* * * * * * *

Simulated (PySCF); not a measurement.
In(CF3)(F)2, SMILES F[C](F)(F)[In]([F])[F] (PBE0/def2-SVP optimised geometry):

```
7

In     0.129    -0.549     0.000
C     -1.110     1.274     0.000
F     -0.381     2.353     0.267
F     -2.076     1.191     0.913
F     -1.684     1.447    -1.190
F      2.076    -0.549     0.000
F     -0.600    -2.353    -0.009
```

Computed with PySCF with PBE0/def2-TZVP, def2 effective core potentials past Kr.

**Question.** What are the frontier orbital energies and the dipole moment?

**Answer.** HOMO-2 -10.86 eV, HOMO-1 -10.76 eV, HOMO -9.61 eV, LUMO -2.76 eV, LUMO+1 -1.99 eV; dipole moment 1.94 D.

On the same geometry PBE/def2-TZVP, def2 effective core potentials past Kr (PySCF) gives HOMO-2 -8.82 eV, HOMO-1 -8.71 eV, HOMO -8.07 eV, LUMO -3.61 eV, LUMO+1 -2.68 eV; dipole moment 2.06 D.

* * * * * * *

Within the listing above, the range opens at the line with "the dipole moment?" and closes at the line with "moment 1.94 D.". Reproduce exactly the lines of that range, including both ends.

**Question.** What are the frontier orbital energies and the dipole moment?

**Answer.** HOMO-2 -10.86 eV, HOMO-1 -10.76 eV, HOMO -9.61 eV, LUMO -2.76 eV, LUMO+1 -1.99 eV; dipole moment 1.94 D.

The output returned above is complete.